• **RECORDED DATA**:
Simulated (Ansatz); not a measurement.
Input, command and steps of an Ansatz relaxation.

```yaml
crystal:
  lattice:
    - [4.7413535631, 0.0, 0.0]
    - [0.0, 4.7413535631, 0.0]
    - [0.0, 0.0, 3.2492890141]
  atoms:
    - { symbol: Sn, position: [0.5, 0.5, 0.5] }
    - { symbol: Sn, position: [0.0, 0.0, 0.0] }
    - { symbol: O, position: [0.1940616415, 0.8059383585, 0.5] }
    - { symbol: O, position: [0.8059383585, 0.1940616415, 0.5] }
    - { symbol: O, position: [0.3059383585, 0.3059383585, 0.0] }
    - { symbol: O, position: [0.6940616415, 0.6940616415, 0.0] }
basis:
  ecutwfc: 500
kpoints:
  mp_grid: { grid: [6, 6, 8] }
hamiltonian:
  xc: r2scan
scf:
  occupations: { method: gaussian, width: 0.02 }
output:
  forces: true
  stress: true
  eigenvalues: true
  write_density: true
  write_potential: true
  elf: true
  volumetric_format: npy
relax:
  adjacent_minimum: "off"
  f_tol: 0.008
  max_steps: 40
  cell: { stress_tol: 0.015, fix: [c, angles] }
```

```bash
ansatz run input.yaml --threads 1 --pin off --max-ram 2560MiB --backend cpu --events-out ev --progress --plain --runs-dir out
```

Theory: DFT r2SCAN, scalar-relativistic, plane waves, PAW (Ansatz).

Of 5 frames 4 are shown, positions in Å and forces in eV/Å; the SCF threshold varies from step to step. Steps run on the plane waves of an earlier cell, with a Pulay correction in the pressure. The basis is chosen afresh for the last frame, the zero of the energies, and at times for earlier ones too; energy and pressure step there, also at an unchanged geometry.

• **ACTION ITEM**:
Retype, exactly and in full, the listing from its first line to the one holding "Theory: DFT r2SCAN, scalar-relativistic, plane", both included.

• **RESULT**:
Simulated (Ansatz); not a measurement.
Input, command and steps of an Ansatz relaxation.

```yaml
crystal:
  lattice:
    - [4.7413535631, 0.0, 0.0]
    - [0.0, 4.7413535631, 0.0]
    - [0.0, 0.0, 3.2492890141]
  atoms:
    - { symbol: Sn, position: [0.5, 0.5, 0.5] }
    - { symbol: Sn, position: [0.0, 0.0, 0.0] }
    - { symbol: O, position: [0.1940616415, 0.8059383585, 0.5] }
    - { symbol: O, position: [0.8059383585, 0.1940616415, 0.5] }
    - { symbol: O, position: [0.3059383585, 0.3059383585, 0.0] }
    - { symbol: O, position: [0.6940616415, 0.6940616415, 0.0] }
basis:
  ecutwfc: 500
kpoints:
  mp_grid: { grid: [6, 6, 8] }
hamiltonian:
  xc: r2scan
scf:
  occupations: { method: gaussian, width: 0.02 }
output:
  forces: true
  stress: true
  eigenvalues: true
  write_density: true
  write_potential: true
  elf: true
  volumetric_format: npy
relax:
  adjacent_minimum: "off"
  f_tol: 0.008
  max_steps: 40
  cell: { stress_tol: 0.015, fix: [c, angles] }
```

```bash
ansatz run input.yaml --threads 1 --pin off --max-ram 2560MiB --backend cpu --events-out ev --progress --plain --runs-dir out
```

Theory: DFT r2SCAN, scalar-relativistic, plane waves, PAW (Ansatz).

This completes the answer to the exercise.